- **EXERCISE**:
Please retype each record exactly as it stands below.

Segment Open
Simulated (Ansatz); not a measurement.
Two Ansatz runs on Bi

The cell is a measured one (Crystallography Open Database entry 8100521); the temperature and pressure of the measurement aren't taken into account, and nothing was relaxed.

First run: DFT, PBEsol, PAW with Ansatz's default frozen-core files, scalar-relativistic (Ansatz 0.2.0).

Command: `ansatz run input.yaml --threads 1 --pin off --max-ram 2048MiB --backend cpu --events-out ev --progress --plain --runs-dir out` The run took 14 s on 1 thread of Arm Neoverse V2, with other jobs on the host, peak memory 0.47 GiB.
Segment Closed

- **TASK OUTPUT**:
Simulated (Ansatz); not a measurement.
Two Ansatz runs on Bi

The cell is a measured one (Crystallography Open Database entry 8100521); the temperature and pressure of the measurement aren't taken into account, and nothing was relaxed.

First run: DFT, PBEsol, PAW with Ansatz's default frozen-core files, scalar-relativistic (Ansatz 0.2.0).

Command: `ansatz run input.yaml --threads 1 --pin off --max-ram 2048MiB --backend cpu --events-out ev --progress --plain --runs-dir out` The run took 14 s on 1 thread of Arm Neoverse V2, with other jobs on the host, peak memory 0.47 GiB.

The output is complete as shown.